# [WORK TASK]
Make a word-for-word copy of the entries below from their first line through the line with "Computed with the", and add nothing.

# [EXTRACTED INFORMATION]
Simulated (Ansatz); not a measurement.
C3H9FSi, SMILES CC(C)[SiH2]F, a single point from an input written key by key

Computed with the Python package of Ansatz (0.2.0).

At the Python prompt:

# [EXERCISE RESPONSE]
Simulated (Ansatz); not a measurement.
C3H9FSi, SMILES CC(C)[SiH2]F, a single point from an input written key by key

Computed with the Python package of Ansatz (0.2.0).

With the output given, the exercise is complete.